WORK ORDER:
A line containing "Computed, not measured: core-valence-separated" appears in the material below. Return exactly every line from the first through that one, and only those.

EXERCISE DATA:
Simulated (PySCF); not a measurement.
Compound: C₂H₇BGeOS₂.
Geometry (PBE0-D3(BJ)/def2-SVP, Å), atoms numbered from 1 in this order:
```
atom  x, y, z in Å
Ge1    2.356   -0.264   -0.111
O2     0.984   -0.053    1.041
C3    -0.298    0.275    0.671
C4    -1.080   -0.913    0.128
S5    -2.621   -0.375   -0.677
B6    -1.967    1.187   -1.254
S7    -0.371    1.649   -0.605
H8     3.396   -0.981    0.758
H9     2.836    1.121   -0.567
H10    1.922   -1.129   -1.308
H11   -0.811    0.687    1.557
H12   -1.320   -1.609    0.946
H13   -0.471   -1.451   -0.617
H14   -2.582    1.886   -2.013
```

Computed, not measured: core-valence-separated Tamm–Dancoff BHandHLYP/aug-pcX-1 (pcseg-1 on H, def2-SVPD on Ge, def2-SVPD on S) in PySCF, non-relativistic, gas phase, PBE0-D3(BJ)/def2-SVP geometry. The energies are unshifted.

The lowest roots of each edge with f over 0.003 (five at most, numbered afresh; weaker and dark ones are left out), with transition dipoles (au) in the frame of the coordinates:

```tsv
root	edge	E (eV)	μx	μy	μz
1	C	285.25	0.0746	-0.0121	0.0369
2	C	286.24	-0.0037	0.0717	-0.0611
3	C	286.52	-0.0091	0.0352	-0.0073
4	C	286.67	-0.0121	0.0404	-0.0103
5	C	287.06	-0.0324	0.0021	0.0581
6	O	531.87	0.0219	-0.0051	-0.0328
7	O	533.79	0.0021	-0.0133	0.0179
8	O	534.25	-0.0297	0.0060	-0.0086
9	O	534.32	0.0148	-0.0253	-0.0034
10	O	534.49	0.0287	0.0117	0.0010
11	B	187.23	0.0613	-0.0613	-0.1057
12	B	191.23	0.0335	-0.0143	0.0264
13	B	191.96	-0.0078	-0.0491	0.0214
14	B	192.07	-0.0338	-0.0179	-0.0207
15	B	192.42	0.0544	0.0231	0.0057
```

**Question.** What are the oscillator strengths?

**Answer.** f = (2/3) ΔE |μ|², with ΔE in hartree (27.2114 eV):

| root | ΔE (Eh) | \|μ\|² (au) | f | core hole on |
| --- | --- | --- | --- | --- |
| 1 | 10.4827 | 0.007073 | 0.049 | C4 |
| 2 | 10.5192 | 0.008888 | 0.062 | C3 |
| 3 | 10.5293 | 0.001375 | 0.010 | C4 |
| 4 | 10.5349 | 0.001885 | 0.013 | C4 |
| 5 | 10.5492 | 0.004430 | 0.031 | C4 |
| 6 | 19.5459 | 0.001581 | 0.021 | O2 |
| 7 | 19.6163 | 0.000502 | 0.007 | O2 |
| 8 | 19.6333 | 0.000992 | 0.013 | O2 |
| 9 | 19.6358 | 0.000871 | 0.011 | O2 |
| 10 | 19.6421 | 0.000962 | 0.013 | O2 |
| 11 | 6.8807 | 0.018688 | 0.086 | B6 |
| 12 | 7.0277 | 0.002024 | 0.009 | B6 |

SOLUTION:
Simulated (PySCF); not a measurement.
Compound: C₂H₇BGeOS₂.
Geometry (PBE0-D3(BJ)/def2-SVP, Å), atoms numbered from 1 in this order:
```
atom  x, y, z in Å
Ge1    2.356   -0.264   -0.111
O2     0.984   -0.053    1.041
C3    -0.298    0.275    0.671
C4    -1.080   -0.913    0.128
S5    -2.621   -0.375   -0.677
B6    -1.967    1.187   -1.254
S7    -0.371    1.649   -0.605
H8     3.396   -0.981    0.758
H9     2.836    1.121   -0.567
H10    1.922   -1.129   -1.308
H11   -0.811    0.687    1.557
H12   -1.320   -1.609    0.946
H13   -0.471   -1.451   -0.617
H14   -2.582    1.886   -2.013
```

Computed, not measured: core-valence-separated Tamm–Dancoff BHandHLYP/aug-pcX-1 (pcseg-1 on H, def2-SVPD on Ge, def2-SVPD on S) in PySCF, non-relativistic, gas phase, PBE0-D3(BJ)/def2-SVP geometry. The energies are unshifted.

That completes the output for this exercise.